| Action item |
Copy out the data line by line exactly, from its start to the line bearing "Fig. 1. Equilibrium", inclusive.

| Given entries |
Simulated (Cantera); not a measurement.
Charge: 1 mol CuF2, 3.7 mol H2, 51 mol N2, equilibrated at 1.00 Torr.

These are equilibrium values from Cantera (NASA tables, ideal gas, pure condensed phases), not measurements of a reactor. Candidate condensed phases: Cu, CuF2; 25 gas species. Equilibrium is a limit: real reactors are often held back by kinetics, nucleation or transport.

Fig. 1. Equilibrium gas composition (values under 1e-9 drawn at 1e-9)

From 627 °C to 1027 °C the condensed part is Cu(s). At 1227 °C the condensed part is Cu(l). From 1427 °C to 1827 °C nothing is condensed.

| Answer space |
Simulated (Cantera); not a measurement.
Charge: 1 mol CuF2, 3.7 mol H2, 51 mol N2, equilibrated at 1.00 Torr.

These are equilibrium values from Cantera (NASA tables, ideal gas, pure condensed phases), not measurements of a reactor. Candidate condensed phases: Cu, CuF2; 25 gas species. Equilibrium is a limit: real reactors are often held back by kinetics, nucleation or transport.

Fig. 1. Equilibrium gas composition (values under 1e-9 drawn at 1e-9)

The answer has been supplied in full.